▸ Activity:
Restate the listing exactly.

▸ Dataset:
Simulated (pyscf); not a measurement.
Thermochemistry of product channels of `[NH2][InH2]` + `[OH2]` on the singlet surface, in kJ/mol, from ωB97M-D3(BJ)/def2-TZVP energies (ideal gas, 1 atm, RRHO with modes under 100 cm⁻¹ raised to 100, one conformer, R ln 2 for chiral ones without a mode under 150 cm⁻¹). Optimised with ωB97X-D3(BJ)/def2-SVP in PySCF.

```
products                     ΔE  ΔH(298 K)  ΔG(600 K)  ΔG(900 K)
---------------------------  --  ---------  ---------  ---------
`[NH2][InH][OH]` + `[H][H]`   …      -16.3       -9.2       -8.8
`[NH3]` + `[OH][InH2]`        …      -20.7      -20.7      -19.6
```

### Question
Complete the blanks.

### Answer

▸ Exercise output:
Simulated (pyscf); not a measurement.
Thermochemistry of product channels of `[NH2][InH2]` + `[OH2]` on the singlet surface, in kJ/mol, from ωB97M-D3(BJ)/def2-TZVP energies (ideal gas, 1 atm, RRHO with modes under 100 cm⁻¹ raised to 100, one conformer, R ln 2 for chiral ones without a mode under 150 cm⁻¹). Optimised with ωB97X-D3(BJ)/def2-SVP in PySCF.

```
products                     ΔE  ΔH(298 K)  ΔG(600 K)  ΔG(900 K)
---------------------------  --  ---------  ---------  ---------
`[NH2][InH][OH]` + `[H][H]`   …      -16.3       -9.2       -8.8
`[NH3]` + `[OH][InH2]`        …      -20.7      -20.7      -19.6
```

### Question
Complete the blanks.

### Answer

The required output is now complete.